| SOURCE DATA |
>>>

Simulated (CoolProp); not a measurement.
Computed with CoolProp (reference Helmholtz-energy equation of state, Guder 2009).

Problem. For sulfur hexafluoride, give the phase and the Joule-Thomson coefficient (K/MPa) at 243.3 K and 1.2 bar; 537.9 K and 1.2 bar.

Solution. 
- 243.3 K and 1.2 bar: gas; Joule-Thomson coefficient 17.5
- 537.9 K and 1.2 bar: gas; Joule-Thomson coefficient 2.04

<<<

| WORK ITEM |
Each line above must be reproduced exactly.

| SOLUTION |
Simulated (CoolProp); not a measurement.
Computed with CoolProp (reference Helmholtz-energy equation of state, Guder 2009).

Problem. For sulfur hexafluoride, give the phase and the Joule-Thomson coefficient (K/MPa) at 243.3 K and 1.2 bar; 537.9 K and 1.2 bar.

Solution. 
- 243.3 K and 1.2 bar: gas; Joule-Thomson coefficient 17.5
- 537.9 K and 1.2 bar: gas; Joule-Thomson coefficient 2.04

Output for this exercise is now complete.